§ ASSIGNMENT: From the first line to the last, write out the listing exactly.

======

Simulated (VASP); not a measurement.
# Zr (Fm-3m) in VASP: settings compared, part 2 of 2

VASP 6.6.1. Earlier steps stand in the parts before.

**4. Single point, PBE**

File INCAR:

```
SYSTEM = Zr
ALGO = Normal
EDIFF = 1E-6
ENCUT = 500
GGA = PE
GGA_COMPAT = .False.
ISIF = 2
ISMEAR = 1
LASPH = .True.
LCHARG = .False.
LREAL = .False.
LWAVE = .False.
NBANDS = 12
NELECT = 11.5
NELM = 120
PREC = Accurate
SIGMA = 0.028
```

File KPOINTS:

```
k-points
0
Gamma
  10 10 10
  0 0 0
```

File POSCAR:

======

§ RESULT:
Simulated (VASP); not a measurement.
# Zr (Fm-3m) in VASP: settings compared, part 2 of 2

VASP 6.6.1. Earlier steps stand in the parts before.

**4. Single point, PBE**

File INCAR:

```
SYSTEM = Zr
ALGO = Normal
EDIFF = 1E-6
ENCUT = 500
GGA = PE
GGA_COMPAT = .False.
ISIF = 2
ISMEAR = 1
LASPH = .True.
LCHARG = .False.
LREAL = .False.
LWAVE = .False.
NBANDS = 12
NELECT = 11.5
NELM = 120
PREC = Accurate
SIGMA = 0.028
```

File KPOINTS:

```
k-points
0
Gamma
  10 10 10
  0 0 0
```

File POSCAR:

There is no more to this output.